● WORK TASK: Repeat all entries exactly.

● STORED DATA:
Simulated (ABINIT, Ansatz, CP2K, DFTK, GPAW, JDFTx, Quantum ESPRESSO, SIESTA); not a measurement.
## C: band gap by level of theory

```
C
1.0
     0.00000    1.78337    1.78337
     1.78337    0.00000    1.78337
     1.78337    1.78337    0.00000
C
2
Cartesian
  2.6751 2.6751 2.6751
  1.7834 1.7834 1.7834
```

● TASK OUTPUT:
Simulated (ABINIT, Ansatz, CP2K, DFTK, GPAW, JDFTx, Quantum ESPRESSO, SIESTA); not a measurement.
## C: band gap by level of theory

```
C
1.0
     0.00000    1.78337    1.78337
     1.78337    0.00000    1.78337
     1.78337    1.78337    0.00000
C
2
Cartesian
  2.6751 2.6751 2.6751
  1.7834 1.7834 1.7834
```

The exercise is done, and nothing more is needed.